Repeat the lines from the line with "Potentials or basis: VASP" to the line with "Solution. 5.0 GPa." in the listing below, keeping both end lines and adding nothing.

::: Stored data :::

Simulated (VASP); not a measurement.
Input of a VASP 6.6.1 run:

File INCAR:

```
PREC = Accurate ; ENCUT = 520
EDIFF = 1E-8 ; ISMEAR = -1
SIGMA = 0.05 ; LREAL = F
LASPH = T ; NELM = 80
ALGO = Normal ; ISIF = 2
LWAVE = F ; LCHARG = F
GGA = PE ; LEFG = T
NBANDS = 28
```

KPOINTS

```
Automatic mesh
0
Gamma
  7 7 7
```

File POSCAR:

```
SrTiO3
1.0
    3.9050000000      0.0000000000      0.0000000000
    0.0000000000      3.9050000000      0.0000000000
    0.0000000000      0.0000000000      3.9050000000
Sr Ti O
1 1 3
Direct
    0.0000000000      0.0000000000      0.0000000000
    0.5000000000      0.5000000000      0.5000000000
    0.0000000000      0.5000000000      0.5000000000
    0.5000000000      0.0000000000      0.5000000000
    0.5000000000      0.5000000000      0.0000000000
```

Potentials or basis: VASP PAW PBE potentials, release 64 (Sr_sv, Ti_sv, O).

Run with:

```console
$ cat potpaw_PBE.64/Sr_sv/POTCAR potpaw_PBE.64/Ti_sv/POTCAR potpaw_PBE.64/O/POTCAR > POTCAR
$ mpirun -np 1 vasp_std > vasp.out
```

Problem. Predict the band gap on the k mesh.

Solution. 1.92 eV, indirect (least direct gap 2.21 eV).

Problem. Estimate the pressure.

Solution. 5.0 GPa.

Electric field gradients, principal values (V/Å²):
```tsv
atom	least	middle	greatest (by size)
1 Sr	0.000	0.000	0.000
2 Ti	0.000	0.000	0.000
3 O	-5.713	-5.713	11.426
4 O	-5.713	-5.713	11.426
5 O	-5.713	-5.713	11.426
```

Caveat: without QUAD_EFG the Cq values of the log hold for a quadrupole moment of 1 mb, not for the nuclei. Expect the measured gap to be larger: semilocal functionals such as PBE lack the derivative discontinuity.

:::

__Expected answer__.
Potentials or basis: VASP PAW PBE potentials, release 64 (Sr_sv, Ti_sv, O).

Run with:

```console
$ cat potpaw_PBE.64/Sr_sv/POTCAR potpaw_PBE.64/Ti_sv/POTCAR potpaw_PBE.64/O/POTCAR > POTCAR
$ mpirun -np 1 vasp_std > vasp.out
```

Problem. Predict the band gap on the k mesh.

Solution. 1.92 eV, indirect (least direct gap 2.21 eV).

Problem. Estimate the pressure.

Solution. 5.0 GPa.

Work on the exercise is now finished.